Extracted records:
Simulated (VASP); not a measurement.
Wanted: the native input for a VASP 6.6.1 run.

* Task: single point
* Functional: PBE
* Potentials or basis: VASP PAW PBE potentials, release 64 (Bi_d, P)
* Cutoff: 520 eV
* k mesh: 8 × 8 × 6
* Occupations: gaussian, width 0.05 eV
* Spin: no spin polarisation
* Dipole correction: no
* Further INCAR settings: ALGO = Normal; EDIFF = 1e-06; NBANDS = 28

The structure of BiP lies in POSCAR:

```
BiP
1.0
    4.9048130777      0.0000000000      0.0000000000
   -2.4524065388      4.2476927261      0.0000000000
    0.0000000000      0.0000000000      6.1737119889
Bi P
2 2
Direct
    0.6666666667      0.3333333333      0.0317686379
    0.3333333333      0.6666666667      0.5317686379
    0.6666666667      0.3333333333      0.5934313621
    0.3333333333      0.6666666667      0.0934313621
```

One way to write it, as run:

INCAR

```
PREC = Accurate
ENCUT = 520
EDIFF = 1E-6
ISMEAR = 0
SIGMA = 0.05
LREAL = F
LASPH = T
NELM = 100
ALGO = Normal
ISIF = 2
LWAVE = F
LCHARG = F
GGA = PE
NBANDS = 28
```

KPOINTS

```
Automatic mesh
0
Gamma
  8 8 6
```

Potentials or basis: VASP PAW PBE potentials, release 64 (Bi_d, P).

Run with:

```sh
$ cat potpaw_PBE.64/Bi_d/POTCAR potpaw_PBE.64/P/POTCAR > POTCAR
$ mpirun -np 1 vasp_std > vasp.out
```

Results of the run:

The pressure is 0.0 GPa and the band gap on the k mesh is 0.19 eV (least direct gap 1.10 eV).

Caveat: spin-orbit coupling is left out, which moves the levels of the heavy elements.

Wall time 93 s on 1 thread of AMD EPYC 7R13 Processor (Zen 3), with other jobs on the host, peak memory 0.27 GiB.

Work request:
All lines above from the one with "Results of the" to the one with "Caveat: spin-orbit coupling", inclusive, should be copied exactly, and no other lines.

Answer box:
Results of the run:

The pressure is 0.0 GPa and the band gap on the k mesh is 0.19 eV (least direct gap 1.10 eV).

Caveat: spin-orbit coupling is left out, which moves the levels of the heavy elements.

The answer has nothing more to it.